Task item:
Word for word, restate the lines from the start of the data down to the line with "- Functional: PBE", both included.

Material provided:
== Segment start ==

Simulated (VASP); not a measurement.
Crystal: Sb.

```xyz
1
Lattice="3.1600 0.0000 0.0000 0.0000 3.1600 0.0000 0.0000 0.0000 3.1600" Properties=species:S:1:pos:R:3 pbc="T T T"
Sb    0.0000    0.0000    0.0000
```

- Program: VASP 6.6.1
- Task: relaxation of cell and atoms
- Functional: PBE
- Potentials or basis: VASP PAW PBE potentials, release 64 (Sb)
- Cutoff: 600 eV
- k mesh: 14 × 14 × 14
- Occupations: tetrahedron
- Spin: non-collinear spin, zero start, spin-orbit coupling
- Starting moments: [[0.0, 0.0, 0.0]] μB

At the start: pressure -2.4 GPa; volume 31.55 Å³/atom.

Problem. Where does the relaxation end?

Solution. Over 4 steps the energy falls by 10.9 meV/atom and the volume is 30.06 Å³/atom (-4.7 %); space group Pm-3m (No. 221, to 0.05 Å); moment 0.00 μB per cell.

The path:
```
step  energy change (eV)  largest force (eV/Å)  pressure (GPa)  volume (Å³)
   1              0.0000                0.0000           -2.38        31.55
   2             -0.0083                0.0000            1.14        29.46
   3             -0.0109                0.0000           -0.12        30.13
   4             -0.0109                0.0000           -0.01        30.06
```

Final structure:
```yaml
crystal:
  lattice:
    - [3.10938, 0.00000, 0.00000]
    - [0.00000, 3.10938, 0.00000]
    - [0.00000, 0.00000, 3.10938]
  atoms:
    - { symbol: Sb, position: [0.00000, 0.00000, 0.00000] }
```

== Segment end ==

Exercise answer:
Simulated (VASP); not a measurement.
Crystal: Sb.

```xyz
1
Lattice="3.1600 0.0000 0.0000 0.0000 3.1600 0.0000 0.0000 0.0000 3.1600" Properties=species:S:1:pos:R:3 pbc="T T T"
Sb    0.0000    0.0000    0.0000
```

- Program: VASP 6.6.1
- Task: relaxation of cell and atoms
- Functional: PBE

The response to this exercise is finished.